- [Brief]
From the listing below, copy only the lines running from the line that contains "A run of VASP" to the line that contains "Task: Estimate the wall time of this run.", both included.

- [Dataset extract]
--- --- ---
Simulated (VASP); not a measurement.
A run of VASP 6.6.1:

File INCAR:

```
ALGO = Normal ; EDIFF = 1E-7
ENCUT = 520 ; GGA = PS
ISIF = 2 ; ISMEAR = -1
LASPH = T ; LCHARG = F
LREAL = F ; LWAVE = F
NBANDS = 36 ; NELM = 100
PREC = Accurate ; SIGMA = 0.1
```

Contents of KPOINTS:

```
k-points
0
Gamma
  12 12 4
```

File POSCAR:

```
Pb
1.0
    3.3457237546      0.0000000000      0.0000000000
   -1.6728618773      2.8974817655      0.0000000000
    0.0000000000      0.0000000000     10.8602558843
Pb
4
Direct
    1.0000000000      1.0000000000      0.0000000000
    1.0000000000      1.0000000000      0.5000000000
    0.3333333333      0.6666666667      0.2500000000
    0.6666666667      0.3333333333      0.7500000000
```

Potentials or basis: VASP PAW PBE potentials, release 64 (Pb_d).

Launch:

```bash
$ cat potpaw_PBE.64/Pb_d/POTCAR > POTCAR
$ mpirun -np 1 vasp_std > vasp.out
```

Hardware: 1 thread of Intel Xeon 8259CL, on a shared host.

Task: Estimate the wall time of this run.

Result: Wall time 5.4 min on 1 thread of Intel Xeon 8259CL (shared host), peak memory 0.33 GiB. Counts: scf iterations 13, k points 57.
--- --- ---

- [Response]
A run of VASP 6.6.1:

File INCAR:

```
ALGO = Normal ; EDIFF = 1E-7
ENCUT = 520 ; GGA = PS
ISIF = 2 ; ISMEAR = -1
LASPH = T ; LCHARG = F
LREAL = F ; LWAVE = F
NBANDS = 36 ; NELM = 100
PREC = Accurate ; SIGMA = 0.1
```

Contents of KPOINTS:

```
k-points
0
Gamma
  12 12 4
```

File POSCAR:

```
Pb
1.0
    3.3457237546      0.0000000000      0.0000000000
   -1.6728618773      2.8974817655      0.0000000000
    0.0000000000      0.0000000000     10.8602558843
Pb
4
Direct
    1.0000000000      1.0000000000      0.0000000000
    1.0000000000      1.0000000000      0.5000000000
    0.3333333333      0.6666666667      0.2500000000
    0.6666666667      0.3333333333      0.7500000000
```

Potentials or basis: VASP PAW PBE potentials, release 64 (Pb_d).

Launch:

```bash
$ cat potpaw_PBE.64/Pb_d/POTCAR > POTCAR
$ mpirun -np 1 vasp_std > vasp.out
```

Hardware: 1 thread of Intel Xeon 8259CL, on a shared host.

Task: Estimate the wall time of this run.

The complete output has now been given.